#### DATASET CONTENT ####

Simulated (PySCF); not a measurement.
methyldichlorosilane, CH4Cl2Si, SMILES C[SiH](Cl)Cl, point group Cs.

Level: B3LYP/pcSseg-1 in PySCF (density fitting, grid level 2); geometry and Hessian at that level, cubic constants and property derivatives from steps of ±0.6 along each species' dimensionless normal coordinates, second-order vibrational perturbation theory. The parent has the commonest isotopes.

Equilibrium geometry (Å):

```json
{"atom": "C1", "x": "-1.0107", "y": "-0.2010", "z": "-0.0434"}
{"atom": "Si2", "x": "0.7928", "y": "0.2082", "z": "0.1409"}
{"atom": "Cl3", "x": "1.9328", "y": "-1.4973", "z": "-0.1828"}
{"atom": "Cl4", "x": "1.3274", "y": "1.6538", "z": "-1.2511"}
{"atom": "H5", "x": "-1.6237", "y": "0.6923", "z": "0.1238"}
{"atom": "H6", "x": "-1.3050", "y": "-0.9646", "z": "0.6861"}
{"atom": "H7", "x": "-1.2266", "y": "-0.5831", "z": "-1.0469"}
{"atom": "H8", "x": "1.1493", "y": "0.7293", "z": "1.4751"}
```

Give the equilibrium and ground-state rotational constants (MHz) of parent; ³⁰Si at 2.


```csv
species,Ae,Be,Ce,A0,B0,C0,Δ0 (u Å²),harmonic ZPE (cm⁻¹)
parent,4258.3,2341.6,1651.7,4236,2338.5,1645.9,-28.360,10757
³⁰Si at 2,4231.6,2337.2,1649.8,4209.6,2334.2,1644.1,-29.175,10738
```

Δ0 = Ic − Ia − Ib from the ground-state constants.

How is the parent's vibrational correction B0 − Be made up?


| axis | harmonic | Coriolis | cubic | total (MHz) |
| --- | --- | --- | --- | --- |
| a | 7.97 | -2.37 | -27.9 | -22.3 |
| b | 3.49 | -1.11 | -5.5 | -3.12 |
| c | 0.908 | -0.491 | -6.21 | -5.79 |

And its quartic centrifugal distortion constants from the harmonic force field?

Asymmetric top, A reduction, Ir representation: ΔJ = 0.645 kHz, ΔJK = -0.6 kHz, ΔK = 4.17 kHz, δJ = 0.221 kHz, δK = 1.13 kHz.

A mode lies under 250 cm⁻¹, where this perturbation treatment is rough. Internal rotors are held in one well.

####

WORK REQUEST: Print only these lines, please. They run from the start of the entries above to the line containing "Δ0 = Ic − Ia", both ends included, and must match exactly.

TASK RESPONSE:
Simulated (PySCF); not a measurement.
methyldichlorosilane, CH4Cl2Si, SMILES C[SiH](Cl)Cl, point group Cs.

Level: B3LYP/pcSseg-1 in PySCF (density fitting, grid level 2); geometry and Hessian at that level, cubic constants and property derivatives from steps of ±0.6 along each species' dimensionless normal coordinates, second-order vibrational perturbation theory. The parent has the commonest isotopes.

Equilibrium geometry (Å):

```json
{"atom": "C1", "x": "-1.0107", "y": "-0.2010", "z": "-0.0434"}
{"atom": "Si2", "x": "0.7928", "y": "0.2082", "z": "0.1409"}
{"atom": "Cl3", "x": "1.9328", "y": "-1.4973", "z": "-0.1828"}
{"atom": "Cl4", "x": "1.3274", "y": "1.6538", "z": "-1.2511"}
{"atom": "H5", "x": "-1.6237", "y": "0.6923", "z": "0.1238"}
{"atom": "H6", "x": "-1.3050", "y": "-0.9646", "z": "0.6861"}
{"atom": "H7", "x": "-1.2266", "y": "-0.5831", "z": "-1.0469"}
{"atom": "H8", "x": "1.1493", "y": "0.7293", "z": "1.4751"}
```

Give the equilibrium and ground-state rotational constants (MHz) of parent; ³⁰Si at 2.


```csv
species,Ae,Be,Ce,A0,B0,C0,Δ0 (u Å²),harmonic ZPE (cm⁻¹)
parent,4258.3,2341.6,1651.7,4236,2338.5,1645.9,-28.360,10757
³⁰Si at 2,4231.6,2337.2,1649.8,4209.6,2334.2,1644.1,-29.175,10738
```

Δ0 = Ic − Ia − Ib from the ground-state constants.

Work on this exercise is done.